Given records:
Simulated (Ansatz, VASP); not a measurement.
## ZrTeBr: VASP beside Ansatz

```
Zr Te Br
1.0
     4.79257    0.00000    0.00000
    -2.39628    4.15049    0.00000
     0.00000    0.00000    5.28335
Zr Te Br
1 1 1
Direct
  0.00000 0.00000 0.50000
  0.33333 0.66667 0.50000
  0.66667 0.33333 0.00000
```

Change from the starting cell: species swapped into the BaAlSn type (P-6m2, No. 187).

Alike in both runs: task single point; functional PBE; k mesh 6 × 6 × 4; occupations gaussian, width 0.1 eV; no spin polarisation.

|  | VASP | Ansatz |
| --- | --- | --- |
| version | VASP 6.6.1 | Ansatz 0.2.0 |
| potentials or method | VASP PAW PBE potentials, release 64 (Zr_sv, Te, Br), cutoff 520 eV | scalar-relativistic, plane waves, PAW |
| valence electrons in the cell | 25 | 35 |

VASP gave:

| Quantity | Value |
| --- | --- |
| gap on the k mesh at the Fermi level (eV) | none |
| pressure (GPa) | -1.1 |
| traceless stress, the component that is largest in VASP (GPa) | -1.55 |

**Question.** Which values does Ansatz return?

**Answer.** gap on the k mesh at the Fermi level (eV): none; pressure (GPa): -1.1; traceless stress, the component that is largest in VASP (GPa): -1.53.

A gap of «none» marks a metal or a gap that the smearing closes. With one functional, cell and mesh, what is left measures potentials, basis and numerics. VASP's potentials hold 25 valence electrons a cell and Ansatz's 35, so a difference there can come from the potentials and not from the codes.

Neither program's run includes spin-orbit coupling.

Work instruction:
Include the first line, the line containing "Change from the", and every line between them, copied exactly from the material above; output no other line.

Result:
Simulated (Ansatz, VASP); not a measurement.
## ZrTeBr: VASP beside Ansatz

```
Zr Te Br
1.0
     4.79257    0.00000    0.00000
    -2.39628    4.15049    0.00000
     0.00000    0.00000    5.28335
Zr Te Br
1 1 1
Direct
  0.00000 0.00000 0.50000
  0.33333 0.66667 0.50000
  0.66667 0.33333 0.00000
```

Change from the starting cell: species swapped into the BaAlSn type (P-6m2, No. 187).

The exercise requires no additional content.